ASSIGNED TASK: The full set of entries below should be transcribed exactly.

DATASET EXCERPTS:
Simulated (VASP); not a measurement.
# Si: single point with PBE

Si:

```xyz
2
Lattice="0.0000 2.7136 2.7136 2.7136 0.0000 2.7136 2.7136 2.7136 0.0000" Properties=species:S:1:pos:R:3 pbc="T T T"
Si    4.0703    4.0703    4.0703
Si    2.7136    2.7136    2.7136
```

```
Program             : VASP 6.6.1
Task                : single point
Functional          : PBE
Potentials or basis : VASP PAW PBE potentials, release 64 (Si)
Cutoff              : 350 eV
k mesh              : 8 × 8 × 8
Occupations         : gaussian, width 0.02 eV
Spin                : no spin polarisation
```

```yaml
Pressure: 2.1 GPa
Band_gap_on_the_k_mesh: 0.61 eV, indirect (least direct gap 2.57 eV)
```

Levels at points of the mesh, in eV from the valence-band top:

TASK OUTPUT:
Simulated (VASP); not a measurement.
# Si: single point with PBE

Si:

```xyz
2
Lattice="0.0000 2.7136 2.7136 2.7136 0.0000 2.7136 2.7136 2.7136 0.0000" Properties=species:S:1:pos:R:3 pbc="T T T"
Si    4.0703    4.0703    4.0703
Si    2.7136    2.7136    2.7136
```

```
Program             : VASP 6.6.1
Task                : single point
Functional          : PBE
Potentials or basis : VASP PAW PBE potentials, release 64 (Si)
Cutoff              : 350 eV
k mesh              : 8 × 8 × 8
Occupations         : gaussian, width 0.02 eV
Spin                : no spin polarisation
```

```yaml
Pressure: 2.1 GPa
Band_gap_on_the_k_mesh: 0.61 eV, indirect (least direct gap 2.57 eV)
```

Levels at points of the mesh, in eV from the valence-band top:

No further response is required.